_Action item_. Every line between the top of the data below and the line with "VASP | Ansatz |", both ends included, must be retyped exactly.

___ Extracted material ___
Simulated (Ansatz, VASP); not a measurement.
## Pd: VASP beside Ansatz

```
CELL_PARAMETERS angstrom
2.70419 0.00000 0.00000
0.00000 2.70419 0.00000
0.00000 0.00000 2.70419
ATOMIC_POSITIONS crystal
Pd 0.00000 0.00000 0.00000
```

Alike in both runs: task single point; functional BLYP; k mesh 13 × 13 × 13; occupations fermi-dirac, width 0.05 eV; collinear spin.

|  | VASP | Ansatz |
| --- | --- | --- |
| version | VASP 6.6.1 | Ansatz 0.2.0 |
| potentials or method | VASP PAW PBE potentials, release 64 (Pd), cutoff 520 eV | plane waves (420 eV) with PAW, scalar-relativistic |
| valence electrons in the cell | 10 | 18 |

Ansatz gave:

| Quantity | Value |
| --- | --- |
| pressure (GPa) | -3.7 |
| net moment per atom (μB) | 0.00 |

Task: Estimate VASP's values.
___

_Task solution_.
Simulated (Ansatz, VASP); not a measurement.
## Pd: VASP beside Ansatz

```
CELL_PARAMETERS angstrom
2.70419 0.00000 0.00000
0.00000 2.70419 0.00000
0.00000 0.00000 2.70419
ATOMIC_POSITIONS crystal
Pd 0.00000 0.00000 0.00000
```

Alike in both runs: task single point; functional BLYP; k mesh 13 × 13 × 13; occupations fermi-dirac, width 0.05 eV; collinear spin.

|  | VASP | Ansatz |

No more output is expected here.